● **Assigned task**: Reproduce the whole listing exactly.

● **Given information**:
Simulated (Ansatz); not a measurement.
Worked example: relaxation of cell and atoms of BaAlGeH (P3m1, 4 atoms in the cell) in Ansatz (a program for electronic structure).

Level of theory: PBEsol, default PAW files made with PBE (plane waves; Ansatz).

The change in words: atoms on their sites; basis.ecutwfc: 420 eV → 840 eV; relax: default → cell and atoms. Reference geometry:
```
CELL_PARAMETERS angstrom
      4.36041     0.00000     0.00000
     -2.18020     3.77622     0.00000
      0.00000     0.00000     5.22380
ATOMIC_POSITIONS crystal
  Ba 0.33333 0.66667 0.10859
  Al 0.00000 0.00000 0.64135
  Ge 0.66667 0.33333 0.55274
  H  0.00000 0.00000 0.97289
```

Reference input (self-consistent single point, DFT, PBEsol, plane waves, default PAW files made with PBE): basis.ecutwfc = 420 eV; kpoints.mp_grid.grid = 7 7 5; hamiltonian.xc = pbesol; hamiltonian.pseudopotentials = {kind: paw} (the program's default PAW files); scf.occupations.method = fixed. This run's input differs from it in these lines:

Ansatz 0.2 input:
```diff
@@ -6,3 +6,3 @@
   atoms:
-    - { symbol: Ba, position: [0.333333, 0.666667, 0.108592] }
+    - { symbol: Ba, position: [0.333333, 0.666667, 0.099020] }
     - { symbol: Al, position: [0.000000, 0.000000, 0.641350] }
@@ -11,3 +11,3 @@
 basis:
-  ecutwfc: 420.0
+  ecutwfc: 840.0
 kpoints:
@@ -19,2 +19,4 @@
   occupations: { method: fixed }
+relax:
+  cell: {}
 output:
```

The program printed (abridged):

● **Response box**:
Simulated (Ansatz); not a measurement.
Worked example: relaxation of cell and atoms of BaAlGeH (P3m1, 4 atoms in the cell) in Ansatz (a program for electronic structure).

Level of theory: PBEsol, default PAW files made with PBE (plane waves; Ansatz).

The change in words: atoms on their sites; basis.ecutwfc: 420 eV → 840 eV; relax: default → cell and atoms. Reference geometry:
```
CELL_PARAMETERS angstrom
      4.36041     0.00000     0.00000
     -2.18020     3.77622     0.00000
      0.00000     0.00000     5.22380
ATOMIC_POSITIONS crystal
  Ba 0.33333 0.66667 0.10859
  Al 0.00000 0.00000 0.64135
  Ge 0.66667 0.33333 0.55274
  H  0.00000 0.00000 0.97289
```

Reference input (self-consistent single point, DFT, PBEsol, plane waves, default PAW files made with PBE): basis.ecutwfc = 420 eV; kpoints.mp_grid.grid = 7 7 5; hamiltonian.xc = pbesol; hamiltonian.pseudopotentials = {kind: paw} (the program's default PAW files); scf.occupations.method = fixed. This run's input differs from it in these lines:

Ansatz 0.2 input:
```diff
@@ -6,3 +6,3 @@
   atoms:
-    - { symbol: Ba, position: [0.333333, 0.666667, 0.108592] }
+    - { symbol: Ba, position: [0.333333, 0.666667, 0.099020] }
     - { symbol: Al, position: [0.000000, 0.000000, 0.641350] }
@@ -11,3 +11,3 @@
 basis:
-  ecutwfc: 420.0
+  ecutwfc: 840.0
 kpoints:
@@ -19,2 +19,4 @@
   occupations: { method: fixed }
+relax:
+  cell: {}
 output:
```

The program printed (abridged):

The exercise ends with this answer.